▶ **DATA RECORDS**:
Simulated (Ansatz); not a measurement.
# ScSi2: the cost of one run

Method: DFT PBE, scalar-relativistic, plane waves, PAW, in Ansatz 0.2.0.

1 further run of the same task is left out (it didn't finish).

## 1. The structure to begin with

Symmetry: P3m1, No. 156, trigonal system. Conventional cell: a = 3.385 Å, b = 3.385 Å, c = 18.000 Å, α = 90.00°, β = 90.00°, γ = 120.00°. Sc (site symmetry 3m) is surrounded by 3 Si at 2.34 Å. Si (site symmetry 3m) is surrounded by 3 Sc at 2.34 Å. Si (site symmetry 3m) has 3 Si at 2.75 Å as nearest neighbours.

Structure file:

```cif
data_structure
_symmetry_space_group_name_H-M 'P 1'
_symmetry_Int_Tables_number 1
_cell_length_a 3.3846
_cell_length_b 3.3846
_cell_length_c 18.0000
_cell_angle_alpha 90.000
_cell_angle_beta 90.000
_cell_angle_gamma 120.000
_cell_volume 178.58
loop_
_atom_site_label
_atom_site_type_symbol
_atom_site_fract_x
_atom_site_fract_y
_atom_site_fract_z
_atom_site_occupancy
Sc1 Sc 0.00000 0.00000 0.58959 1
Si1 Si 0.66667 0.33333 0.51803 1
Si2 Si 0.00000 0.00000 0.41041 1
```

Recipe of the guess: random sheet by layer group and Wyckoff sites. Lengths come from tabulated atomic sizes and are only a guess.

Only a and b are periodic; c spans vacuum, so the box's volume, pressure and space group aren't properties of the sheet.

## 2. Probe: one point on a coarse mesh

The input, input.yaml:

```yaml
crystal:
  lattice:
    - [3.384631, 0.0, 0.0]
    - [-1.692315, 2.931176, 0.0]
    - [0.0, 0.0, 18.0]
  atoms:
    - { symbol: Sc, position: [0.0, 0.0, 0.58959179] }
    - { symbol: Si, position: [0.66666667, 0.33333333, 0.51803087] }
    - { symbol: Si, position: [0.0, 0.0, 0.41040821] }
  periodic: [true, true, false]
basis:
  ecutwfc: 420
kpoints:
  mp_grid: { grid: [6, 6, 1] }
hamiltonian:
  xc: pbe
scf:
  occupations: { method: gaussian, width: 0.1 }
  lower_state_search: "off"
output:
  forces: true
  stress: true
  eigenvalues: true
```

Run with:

▶ **WORK INSTRUCTION**:
Reproduce only the lines above, starting at the line with "# ScSi2: the cost of one run" and ending at the line with "Recipe of the", exactly as written.

▶ **ANSWER AREA**:
# ScSi2: the cost of one run

Method: DFT PBE, scalar-relativistic, plane waves, PAW, in Ansatz 0.2.0.

1 further run of the same task is left out (it didn't finish).

## 1. The structure to begin with

Symmetry: P3m1, No. 156, trigonal system. Conventional cell: a = 3.385 Å, b = 3.385 Å, c = 18.000 Å, α = 90.00°, β = 90.00°, γ = 120.00°. Sc (site symmetry 3m) is surrounded by 3 Si at 2.34 Å. Si (site symmetry 3m) is surrounded by 3 Sc at 2.34 Å. Si (site symmetry 3m) has 3 Si at 2.75 Å as nearest neighbours.

Structure file:

```cif
data_structure
_symmetry_space_group_name_H-M 'P 1'
_symmetry_Int_Tables_number 1
_cell_length_a 3.3846
_cell_length_b 3.3846
_cell_length_c 18.0000
_cell_angle_alpha 90.000
_cell_angle_beta 90.000
_cell_angle_gamma 120.000
_cell_volume 178.58
loop_
_atom_site_label
_atom_site_type_symbol
_atom_site_fract_x
_atom_site_fract_y
_atom_site_fract_z
_atom_site_occupancy
Sc1 Sc 0.00000 0.00000 0.58959 1
Si1 Si 0.66667 0.33333 0.51803 1
Si2 Si 0.00000 0.00000 0.41041 1
```

Recipe of the guess: random sheet by layer group and Wyckoff sites. Lengths come from tabulated atomic sizes and are only a guess.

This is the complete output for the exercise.